- **Data records**

*** Begin section ***

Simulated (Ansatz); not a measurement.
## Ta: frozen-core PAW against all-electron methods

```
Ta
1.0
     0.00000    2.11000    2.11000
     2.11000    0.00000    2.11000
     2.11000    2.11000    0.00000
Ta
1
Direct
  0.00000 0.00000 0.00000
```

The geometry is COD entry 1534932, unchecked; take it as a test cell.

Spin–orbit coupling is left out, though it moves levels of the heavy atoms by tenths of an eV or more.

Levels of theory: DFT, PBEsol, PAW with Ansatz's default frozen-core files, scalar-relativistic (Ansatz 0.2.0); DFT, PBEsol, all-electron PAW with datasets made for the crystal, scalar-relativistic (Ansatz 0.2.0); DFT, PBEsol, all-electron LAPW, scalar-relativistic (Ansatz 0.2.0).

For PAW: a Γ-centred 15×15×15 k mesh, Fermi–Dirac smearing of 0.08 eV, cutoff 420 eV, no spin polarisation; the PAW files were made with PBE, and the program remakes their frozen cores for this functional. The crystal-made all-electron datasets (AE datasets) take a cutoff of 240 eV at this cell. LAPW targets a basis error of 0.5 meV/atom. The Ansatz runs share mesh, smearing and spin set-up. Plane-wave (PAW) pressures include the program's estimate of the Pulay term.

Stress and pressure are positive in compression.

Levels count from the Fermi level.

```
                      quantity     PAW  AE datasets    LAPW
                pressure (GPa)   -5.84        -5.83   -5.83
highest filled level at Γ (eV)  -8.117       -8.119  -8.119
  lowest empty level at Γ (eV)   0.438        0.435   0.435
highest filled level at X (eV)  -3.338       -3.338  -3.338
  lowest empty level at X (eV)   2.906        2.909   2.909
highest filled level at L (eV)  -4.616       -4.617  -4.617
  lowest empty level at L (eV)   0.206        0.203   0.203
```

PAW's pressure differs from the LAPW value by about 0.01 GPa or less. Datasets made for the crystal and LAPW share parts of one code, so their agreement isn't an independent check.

*** End section ***

Return exactly the leading lines of the listing, stopping after the line in which "Levels of theory: DFT, PBEsol, PAW" occurs.

Simulated (Ansatz); not a measurement.
## Ta: frozen-core PAW against all-electron methods

```
Ta
1.0
     0.00000    2.11000    2.11000
     2.11000    0.00000    2.11000
     2.11000    2.11000    0.00000
Ta
1
Direct
  0.00000 0.00000 0.00000
```

The geometry is COD entry 1534932, unchecked; take it as a test cell.

Spin–orbit coupling is left out, though it moves levels of the heavy atoms by tenths of an eV or more.

Levels of theory: DFT, PBEsol, PAW with Ansatz's default frozen-core files, scalar-relativistic (Ansatz 0.2.0); DFT, PBEsol, all-electron PAW with datasets made for the crystal, scalar-relativistic (Ansatz 0.2.0); DFT, PBEsol, all-electron LAPW, scalar-relativistic (Ansatz 0.2.0).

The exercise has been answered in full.